(THE DATA)
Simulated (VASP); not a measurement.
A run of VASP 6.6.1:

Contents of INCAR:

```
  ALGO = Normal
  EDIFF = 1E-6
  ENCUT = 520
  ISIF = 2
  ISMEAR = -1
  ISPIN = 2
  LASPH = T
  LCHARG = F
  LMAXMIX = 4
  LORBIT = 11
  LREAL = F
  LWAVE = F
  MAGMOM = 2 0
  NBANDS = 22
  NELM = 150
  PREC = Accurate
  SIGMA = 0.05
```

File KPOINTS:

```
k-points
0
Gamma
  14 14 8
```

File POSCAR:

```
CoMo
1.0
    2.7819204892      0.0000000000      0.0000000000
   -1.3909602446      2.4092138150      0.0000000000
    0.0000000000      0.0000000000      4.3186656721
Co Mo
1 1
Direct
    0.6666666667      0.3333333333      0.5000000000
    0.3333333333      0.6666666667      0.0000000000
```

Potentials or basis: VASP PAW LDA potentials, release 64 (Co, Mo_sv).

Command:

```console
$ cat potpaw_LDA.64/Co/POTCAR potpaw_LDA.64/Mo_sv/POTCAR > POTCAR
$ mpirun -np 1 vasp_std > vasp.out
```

(ASSIGNMENT)
Working from the material above, reproduce it in full and unchanged.

(WORKED SOLUTION)
Simulated (VASP); not a measurement.
A run of VASP 6.6.1:

Contents of INCAR:

```
  ALGO = Normal
  EDIFF = 1E-6
  ENCUT = 520
  ISIF = 2
  ISMEAR = -1
  ISPIN = 2
  LASPH = T
  LCHARG = F
  LMAXMIX = 4
  LORBIT = 11
  LREAL = F
  LWAVE = F
  MAGMOM = 2 0
  NBANDS = 22
  NELM = 150
  PREC = Accurate
  SIGMA = 0.05
```

File KPOINTS:

```
k-points
0
Gamma
  14 14 8
```

File POSCAR:

```
CoMo
1.0
    2.7819204892      0.0000000000      0.0000000000
   -1.3909602446      2.4092138150      0.0000000000
    0.0000000000      0.0000000000      4.3186656721
Co Mo
1 1
Direct
    0.6666666667      0.3333333333      0.5000000000
    0.3333333333      0.6666666667      0.0000000000
```

Potentials or basis: VASP PAW LDA potentials, release 64 (Co, Mo_sv).

Command:

```console
$ cat potpaw_LDA.64/Co/POTCAR potpaw_LDA.64/Mo_sv/POTCAR > POTCAR
$ mpirun -np 1 vasp_std > vasp.out
```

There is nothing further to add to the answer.